- - -

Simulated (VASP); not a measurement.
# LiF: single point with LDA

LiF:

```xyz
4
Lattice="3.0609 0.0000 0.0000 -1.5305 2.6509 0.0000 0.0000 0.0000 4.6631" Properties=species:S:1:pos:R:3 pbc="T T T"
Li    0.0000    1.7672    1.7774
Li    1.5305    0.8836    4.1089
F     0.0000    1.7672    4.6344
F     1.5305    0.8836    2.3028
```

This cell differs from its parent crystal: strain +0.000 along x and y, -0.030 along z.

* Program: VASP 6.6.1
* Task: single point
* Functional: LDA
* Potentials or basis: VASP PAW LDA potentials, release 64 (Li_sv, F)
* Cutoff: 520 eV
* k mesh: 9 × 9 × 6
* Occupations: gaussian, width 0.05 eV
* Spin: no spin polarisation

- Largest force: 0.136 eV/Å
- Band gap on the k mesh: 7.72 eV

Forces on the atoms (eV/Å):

- - -

Work order
Each line from the top of the listing down to and including the one containing "- Band gap on the k mesh: 7.72 eV" should be transcribed exactly; nothing else is to be output.

Your response
Simulated (VASP); not a measurement.
# LiF: single point with LDA

LiF:

```xyz
4
Lattice="3.0609 0.0000 0.0000 -1.5305 2.6509 0.0000 0.0000 0.0000 4.6631" Properties=species:S:1:pos:R:3 pbc="T T T"
Li    0.0000    1.7672    1.7774
Li    1.5305    0.8836    4.1089
F     0.0000    1.7672    4.6344
F     1.5305    0.8836    2.3028
```

This cell differs from its parent crystal: strain +0.000 along x and y, -0.030 along z.

* Program: VASP 6.6.1
* Task: single point
* Functional: LDA
* Potentials or basis: VASP PAW LDA potentials, release 64 (Li_sv, F)
* Cutoff: 520 eV
* k mesh: 9 × 9 × 6
* Occupations: gaussian, width 0.05 eV
* Spin: no spin polarisation

- Largest force: 0.136 eV/Å
- Band gap on the k mesh: 7.72 eV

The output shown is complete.